··· Given data ···

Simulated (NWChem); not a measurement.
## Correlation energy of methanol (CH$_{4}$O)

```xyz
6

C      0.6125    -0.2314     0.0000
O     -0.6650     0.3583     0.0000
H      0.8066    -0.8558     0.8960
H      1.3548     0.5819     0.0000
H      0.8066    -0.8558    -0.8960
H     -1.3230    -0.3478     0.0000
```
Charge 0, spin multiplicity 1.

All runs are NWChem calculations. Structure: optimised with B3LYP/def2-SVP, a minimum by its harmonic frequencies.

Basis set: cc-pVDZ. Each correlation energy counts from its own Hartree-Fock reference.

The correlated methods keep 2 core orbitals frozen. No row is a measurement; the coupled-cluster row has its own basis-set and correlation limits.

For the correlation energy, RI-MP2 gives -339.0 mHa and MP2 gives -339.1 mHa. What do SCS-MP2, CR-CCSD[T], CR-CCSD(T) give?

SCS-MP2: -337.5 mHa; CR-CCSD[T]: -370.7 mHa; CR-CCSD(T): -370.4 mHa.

···

A word-for-word copy of the entries, from the first line through the line containing "Charge 0, spin multiplicity 1.", is the whole answer.

● Problem solution
Simulated (NWChem); not a measurement.
## Correlation energy of methanol (CH$_{4}$O)

```xyz
6

C      0.6125    -0.2314     0.0000
O     -0.6650     0.3583     0.0000
H      0.8066    -0.8558     0.8960
H      1.3548     0.5819     0.0000
H      0.8066    -0.8558    -0.8960
H     -1.3230    -0.3478     0.0000
```
Charge 0, spin multiplicity 1.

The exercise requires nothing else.